(Work request) Every line from the start of the listing below through the line that contains "Method: DFT PBE, scalar-relativistic, plane" is to be reproduced word for word.

(Records shown)
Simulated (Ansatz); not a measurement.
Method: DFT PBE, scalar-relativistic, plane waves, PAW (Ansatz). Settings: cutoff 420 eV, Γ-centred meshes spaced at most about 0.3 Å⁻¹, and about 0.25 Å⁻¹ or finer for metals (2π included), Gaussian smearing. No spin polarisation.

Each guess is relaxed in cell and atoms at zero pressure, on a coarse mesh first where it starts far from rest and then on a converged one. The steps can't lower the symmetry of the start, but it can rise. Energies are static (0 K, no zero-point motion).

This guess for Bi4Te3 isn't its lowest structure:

(Solution)
Simulated (Ansatz); not a measurement.
Method: DFT PBE, scalar-relativistic, plane waves, PAW (Ansatz). Settings: cutoff 420 eV, Γ-centred meshes spaced at most about 0.3 Å⁻¹, and about 0.25 Å⁻¹ or finer for metals (2π included), Gaussian smearing. No spin polarisation.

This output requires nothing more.